DATASET RECORDS
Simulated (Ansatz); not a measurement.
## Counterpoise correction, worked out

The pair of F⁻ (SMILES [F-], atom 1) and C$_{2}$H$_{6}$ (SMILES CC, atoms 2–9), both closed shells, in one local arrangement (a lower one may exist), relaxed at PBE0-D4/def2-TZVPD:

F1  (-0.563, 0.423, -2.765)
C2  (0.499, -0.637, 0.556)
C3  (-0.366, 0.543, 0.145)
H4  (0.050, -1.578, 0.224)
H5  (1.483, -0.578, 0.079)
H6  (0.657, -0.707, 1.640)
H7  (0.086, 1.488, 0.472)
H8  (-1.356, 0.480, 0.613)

TASK ITEM
Could you retype the whole listing above without altering a word?

EXERCISE RESULT
Simulated (Ansatz); not a measurement.
## Counterpoise correction, worked out

The pair of F⁻ (SMILES [F-], atom 1) and C$_{2}$H$_{6}$ (SMILES CC, atoms 2–9), both closed shells, in one local arrangement (a lower one may exist), relaxed at PBE0-D4/def2-TZVPD:

F1  (-0.563, 0.423, -2.765)
C2  (0.499, -0.637, 0.556)
C3  (-0.366, 0.543, 0.145)
H4  (0.050, -1.578, 0.224)
H5  (1.483, -0.578, 0.079)
H6  (0.657, -0.707, 1.640)
H7  (0.086, 1.488, 0.472)
H8  (-1.356, 0.480, 0.613)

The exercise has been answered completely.